EXTRACTED ENTRIES >>
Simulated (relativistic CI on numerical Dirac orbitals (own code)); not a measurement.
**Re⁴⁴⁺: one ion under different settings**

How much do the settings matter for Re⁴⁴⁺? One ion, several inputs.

BRIEF >>
Each entry above should be restated exactly as supplied.

TASK RESPONSE >>
Simulated (relativistic CI on numerical Dirac orbitals (own code)); not a measurement.
**Re⁴⁴⁺: one ion under different settings**

How much do the settings matter for Re⁴⁴⁺? One ion, several inputs.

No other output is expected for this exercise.